Assignment: Return all of the material, keeping each line exactly as it is.

++++++++++

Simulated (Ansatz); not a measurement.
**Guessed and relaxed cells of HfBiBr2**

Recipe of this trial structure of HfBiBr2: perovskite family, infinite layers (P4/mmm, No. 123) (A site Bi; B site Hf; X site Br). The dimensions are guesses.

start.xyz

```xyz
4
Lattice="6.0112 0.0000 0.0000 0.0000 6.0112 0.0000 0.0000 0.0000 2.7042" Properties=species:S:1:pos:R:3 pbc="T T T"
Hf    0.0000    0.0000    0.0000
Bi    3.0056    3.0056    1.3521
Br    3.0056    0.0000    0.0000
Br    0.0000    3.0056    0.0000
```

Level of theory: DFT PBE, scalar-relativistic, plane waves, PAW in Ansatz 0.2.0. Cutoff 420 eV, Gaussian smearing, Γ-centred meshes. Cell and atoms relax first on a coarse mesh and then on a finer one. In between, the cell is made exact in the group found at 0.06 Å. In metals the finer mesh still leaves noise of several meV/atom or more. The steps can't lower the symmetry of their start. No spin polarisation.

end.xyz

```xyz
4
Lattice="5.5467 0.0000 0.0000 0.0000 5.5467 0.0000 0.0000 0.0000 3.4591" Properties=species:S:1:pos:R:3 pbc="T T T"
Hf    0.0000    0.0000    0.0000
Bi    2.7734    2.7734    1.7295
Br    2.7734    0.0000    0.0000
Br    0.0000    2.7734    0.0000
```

++++++++++

Answer section:
Simulated (Ansatz); not a measurement.
**Guessed and relaxed cells of HfBiBr2**

Recipe of this trial structure of HfBiBr2: perovskite family, infinite layers (P4/mmm, No. 123) (A site Bi; B site Hf; X site Br). The dimensions are guesses.

start.xyz

```xyz
4
Lattice="6.0112 0.0000 0.0000 0.0000 6.0112 0.0000 0.0000 0.0000 2.7042" Properties=species:S:1:pos:R:3 pbc="T T T"
Hf    0.0000    0.0000    0.0000
Bi    3.0056    3.0056    1.3521
Br    3.0056    0.0000    0.0000
Br    0.0000    3.0056    0.0000
```

Level of theory: DFT PBE, scalar-relativistic, plane waves, PAW in Ansatz 0.2.0. Cutoff 420 eV, Gaussian smearing, Γ-centred meshes. Cell and atoms relax first on a coarse mesh and then on a finer one. In between, the cell is made exact in the group found at 0.06 Å. In metals the finer mesh still leaves noise of several meV/atom or more. The steps can't lower the symmetry of their start. No spin polarisation.

end.xyz

```xyz
4
Lattice="5.5467 0.0000 0.0000 0.0000 5.5467 0.0000 0.0000 0.0000 3.4591" Properties=species:S:1:pos:R:3 pbc="T T T"
Hf    0.0000    0.0000    0.0000
Bi    2.7734    2.7734    1.7295
Br    2.7734    0.0000    0.0000
Br    0.0000    2.7734    0.0000
```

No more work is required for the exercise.